Every line from the one containing "Elastic constants are with the ions relaxed." to the one containing "Computing time: around" in the records below, both included, must be set down exactly, and no other line.

** Opening ENTRIES SHOWN block **

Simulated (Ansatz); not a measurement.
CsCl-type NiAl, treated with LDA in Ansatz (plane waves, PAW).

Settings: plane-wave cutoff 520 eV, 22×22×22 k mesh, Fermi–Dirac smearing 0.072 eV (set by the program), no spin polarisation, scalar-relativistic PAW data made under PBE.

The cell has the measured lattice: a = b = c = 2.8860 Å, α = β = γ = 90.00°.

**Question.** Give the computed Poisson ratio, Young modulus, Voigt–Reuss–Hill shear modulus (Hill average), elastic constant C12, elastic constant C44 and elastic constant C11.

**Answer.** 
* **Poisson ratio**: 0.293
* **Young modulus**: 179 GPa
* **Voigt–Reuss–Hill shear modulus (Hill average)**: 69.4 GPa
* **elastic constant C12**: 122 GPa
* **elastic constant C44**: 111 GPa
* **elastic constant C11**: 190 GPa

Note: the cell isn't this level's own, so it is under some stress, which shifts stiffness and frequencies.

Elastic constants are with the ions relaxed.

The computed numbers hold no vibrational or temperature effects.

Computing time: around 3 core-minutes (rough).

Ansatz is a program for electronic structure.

** Closing ENTRIES SHOWN block **

WRITTEN REPLY:
Elastic constants are with the ions relaxed.

The computed numbers hold no vibrational or temperature effects.

Computing time: around 3 core-minutes (rough).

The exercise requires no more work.